Record set:
== == ==

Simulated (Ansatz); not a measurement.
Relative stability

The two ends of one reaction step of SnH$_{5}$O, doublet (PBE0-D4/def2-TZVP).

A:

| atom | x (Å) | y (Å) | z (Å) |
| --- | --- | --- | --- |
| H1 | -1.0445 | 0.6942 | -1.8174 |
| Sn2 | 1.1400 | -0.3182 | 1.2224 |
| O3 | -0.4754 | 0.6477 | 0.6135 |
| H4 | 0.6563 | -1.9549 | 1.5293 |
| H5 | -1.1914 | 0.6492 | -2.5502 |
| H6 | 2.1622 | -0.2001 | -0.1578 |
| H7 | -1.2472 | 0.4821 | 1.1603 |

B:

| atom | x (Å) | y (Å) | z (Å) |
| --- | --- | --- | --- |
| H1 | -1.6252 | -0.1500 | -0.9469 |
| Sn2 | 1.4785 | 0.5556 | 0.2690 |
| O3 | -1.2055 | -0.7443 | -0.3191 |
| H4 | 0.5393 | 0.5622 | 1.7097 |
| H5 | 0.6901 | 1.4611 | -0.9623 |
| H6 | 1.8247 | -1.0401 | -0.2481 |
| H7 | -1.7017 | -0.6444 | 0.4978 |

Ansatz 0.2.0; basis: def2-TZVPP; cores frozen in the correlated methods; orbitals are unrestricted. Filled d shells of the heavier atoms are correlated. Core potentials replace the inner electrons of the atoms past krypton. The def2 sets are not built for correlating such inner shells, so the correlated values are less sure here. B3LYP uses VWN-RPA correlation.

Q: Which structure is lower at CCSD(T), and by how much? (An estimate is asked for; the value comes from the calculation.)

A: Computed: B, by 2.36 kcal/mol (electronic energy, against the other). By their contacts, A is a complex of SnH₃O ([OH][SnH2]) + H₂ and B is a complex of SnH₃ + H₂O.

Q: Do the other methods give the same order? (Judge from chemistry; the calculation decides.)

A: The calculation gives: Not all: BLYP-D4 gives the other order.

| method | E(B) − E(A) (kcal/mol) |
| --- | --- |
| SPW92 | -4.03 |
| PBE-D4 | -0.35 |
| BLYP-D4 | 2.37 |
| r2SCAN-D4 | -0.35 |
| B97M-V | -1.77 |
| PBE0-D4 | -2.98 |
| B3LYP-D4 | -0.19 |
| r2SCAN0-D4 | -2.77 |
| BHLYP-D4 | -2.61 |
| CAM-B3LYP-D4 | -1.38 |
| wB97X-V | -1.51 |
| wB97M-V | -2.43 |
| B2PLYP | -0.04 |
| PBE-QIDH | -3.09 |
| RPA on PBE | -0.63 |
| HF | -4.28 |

== == ==

Action item: What are the lines, exactly as written above, from the line with "PBE-D4 | -0.35 |" to the line with "PBE | -0.63 |", both included? Output only those.

Written solution:
| PBE-D4 | -0.35 |
| BLYP-D4 | 2.37 |
| r2SCAN-D4 | -0.35 |
| B97M-V | -1.77 |
| PBE0-D4 | -2.98 |
| B3LYP-D4 | -0.19 |
| r2SCAN0-D4 | -2.77 |
| BHLYP-D4 | -2.61 |
| CAM-B3LYP-D4 | -1.38 |
| wB97X-V | -1.51 |
| wB97M-V | -2.43 |
| B2PLYP | -0.04 |
| PBE-QIDH | -3.09 |
| RPA on PBE | -0.63 |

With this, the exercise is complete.